Data provided:
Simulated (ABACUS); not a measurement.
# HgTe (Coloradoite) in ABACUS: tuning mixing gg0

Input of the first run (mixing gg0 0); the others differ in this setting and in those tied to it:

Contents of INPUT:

Work item: Every record above is to be transcribed exactly.

Exercise result:
Simulated (ABACUS); not a measurement.
# HgTe (Coloradoite) in ABACUS: tuning mixing gg0

Input of the first run (mixing gg0 0); the others differ in this setting and in those tied to it:

Contents of INPUT:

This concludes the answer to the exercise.